++++ DATA EXCERPTS ++++

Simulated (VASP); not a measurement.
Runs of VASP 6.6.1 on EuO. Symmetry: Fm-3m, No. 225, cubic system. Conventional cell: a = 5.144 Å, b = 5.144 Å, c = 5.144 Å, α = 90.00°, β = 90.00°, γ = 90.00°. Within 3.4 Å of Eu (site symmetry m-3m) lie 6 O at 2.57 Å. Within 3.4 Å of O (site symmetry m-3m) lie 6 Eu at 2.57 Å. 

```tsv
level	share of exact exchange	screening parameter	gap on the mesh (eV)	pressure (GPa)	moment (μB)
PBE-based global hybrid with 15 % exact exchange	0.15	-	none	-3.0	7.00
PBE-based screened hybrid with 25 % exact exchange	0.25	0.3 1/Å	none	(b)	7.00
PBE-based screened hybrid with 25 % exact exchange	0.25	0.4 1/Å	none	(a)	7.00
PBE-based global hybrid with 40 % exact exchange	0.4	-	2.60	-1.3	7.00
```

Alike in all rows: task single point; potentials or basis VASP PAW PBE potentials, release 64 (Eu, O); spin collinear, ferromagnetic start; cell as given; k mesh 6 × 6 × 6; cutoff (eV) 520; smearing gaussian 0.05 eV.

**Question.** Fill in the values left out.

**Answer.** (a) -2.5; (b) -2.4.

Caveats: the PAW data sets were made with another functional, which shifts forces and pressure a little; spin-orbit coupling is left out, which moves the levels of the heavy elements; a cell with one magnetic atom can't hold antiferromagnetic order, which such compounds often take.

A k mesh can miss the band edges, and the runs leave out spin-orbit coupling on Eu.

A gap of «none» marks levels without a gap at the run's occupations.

++++

▶ [EXERCISE]:
Every record should be given again without alteration.

▶ [EXERCISE SOLUTION]:
Simulated (VASP); not a measurement.
Runs of VASP 6.6.1 on EuO. Symmetry: Fm-3m, No. 225, cubic system. Conventional cell: a = 5.144 Å, b = 5.144 Å, c = 5.144 Å, α = 90.00°, β = 90.00°, γ = 90.00°. Within 3.4 Å of Eu (site symmetry m-3m) lie 6 O at 2.57 Å. Within 3.4 Å of O (site symmetry m-3m) lie 6 Eu at 2.57 Å. 

```tsv
level	share of exact exchange	screening parameter	gap on the mesh (eV)	pressure (GPa)	moment (μB)
PBE-based global hybrid with 15 % exact exchange	0.15	-	none	-3.0	7.00
PBE-based screened hybrid with 25 % exact exchange	0.25	0.3 1/Å	none	(b)	7.00
PBE-based screened hybrid with 25 % exact exchange	0.25	0.4 1/Å	none	(a)	7.00
PBE-based global hybrid with 40 % exact exchange	0.4	-	2.60	-1.3	7.00
```

Alike in all rows: task single point; potentials or basis VASP PAW PBE potentials, release 64 (Eu, O); spin collinear, ferromagnetic start; cell as given; k mesh 6 × 6 × 6; cutoff (eV) 520; smearing gaussian 0.05 eV.

**Question.** Fill in the values left out.

**Answer.** (a) -2.5; (b) -2.4.

Caveats: the PAW data sets were made with another functional, which shifts forces and pressure a little; spin-orbit coupling is left out, which moves the levels of the heavy elements; a cell with one magnetic atom can't hold antiferromagnetic order, which such compounds often take.

A k mesh can miss the band edges, and the runs leave out spin-orbit coupling on Eu.

A gap of «none» marks levels without a gap at the run's occupations.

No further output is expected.